━━━━
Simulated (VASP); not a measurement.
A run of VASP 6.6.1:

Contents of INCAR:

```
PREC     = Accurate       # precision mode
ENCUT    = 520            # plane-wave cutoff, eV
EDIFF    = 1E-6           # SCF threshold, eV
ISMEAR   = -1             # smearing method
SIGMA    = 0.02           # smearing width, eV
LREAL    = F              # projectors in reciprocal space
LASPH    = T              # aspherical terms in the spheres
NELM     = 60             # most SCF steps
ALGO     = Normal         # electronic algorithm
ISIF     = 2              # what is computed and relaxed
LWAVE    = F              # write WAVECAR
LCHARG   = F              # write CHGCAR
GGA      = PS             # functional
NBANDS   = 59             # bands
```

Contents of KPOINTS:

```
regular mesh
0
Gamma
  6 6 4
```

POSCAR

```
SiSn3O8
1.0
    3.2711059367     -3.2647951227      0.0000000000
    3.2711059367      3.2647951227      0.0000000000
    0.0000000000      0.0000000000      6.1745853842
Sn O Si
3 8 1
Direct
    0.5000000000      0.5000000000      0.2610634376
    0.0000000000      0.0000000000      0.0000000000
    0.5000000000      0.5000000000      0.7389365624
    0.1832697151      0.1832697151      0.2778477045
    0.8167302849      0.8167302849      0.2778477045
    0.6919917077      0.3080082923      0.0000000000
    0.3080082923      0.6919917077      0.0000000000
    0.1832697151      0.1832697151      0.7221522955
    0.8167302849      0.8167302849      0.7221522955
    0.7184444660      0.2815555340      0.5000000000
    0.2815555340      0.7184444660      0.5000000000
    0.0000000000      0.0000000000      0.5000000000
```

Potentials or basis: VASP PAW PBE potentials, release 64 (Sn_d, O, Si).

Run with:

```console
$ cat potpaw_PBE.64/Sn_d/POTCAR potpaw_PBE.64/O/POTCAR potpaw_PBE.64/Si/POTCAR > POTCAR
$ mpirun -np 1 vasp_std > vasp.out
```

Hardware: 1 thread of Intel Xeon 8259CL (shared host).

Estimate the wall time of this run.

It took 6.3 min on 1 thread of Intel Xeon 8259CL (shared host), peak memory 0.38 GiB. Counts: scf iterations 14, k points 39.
━━━━

→ **REQUIREMENT**:
Will you return exactly the lines above from the one with "Potentials or basis: VASP" down to the one with "Estimate the wall time of this run.", counting both as part of the range?

→ **TASK OUTPUT**:
Potentials or basis: VASP PAW PBE potentials, release 64 (Sn_d, O, Si).

Run with:

```console
$ cat potpaw_PBE.64/Sn_d/POTCAR potpaw_PBE.64/O/POTCAR potpaw_PBE.64/Si/POTCAR > POTCAR
$ mpirun -np 1 vasp_std > vasp.out
```

Hardware: 1 thread of Intel Xeon 8259CL (shared host).

Estimate the wall time of this run.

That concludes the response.